**Supplied data:**
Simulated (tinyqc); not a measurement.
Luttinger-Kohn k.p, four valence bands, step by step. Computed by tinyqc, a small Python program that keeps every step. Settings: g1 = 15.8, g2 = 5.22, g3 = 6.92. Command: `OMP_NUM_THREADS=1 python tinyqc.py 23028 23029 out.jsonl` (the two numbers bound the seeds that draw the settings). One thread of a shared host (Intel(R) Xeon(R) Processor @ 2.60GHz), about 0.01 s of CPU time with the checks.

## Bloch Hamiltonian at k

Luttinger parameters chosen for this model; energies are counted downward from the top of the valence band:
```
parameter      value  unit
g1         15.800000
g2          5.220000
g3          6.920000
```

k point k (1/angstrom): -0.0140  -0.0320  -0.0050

**Assigned task:** From the entries above, print the lines beginning at the one with "Luttinger-Kohn k.p, four" and stopping after the one with "## Bloch Hamiltonian at k", exactly as written and with nothing else.

**Written response:**
Luttinger-Kohn k.p, four valence bands, step by step. Computed by tinyqc, a small Python program that keeps every step. Settings: g1 = 15.8, g2 = 5.22, g3 = 6.92. Command: `OMP_NUM_THREADS=1 python tinyqc.py 23028 23029 out.jsonl` (the two numbers bound the seeds that draw the settings). One thread of a shared host (Intel(R) Xeon(R) Processor @ 2.60GHz), about 0.01 s of CPU time with the checks.

## Bloch Hamiltonian at k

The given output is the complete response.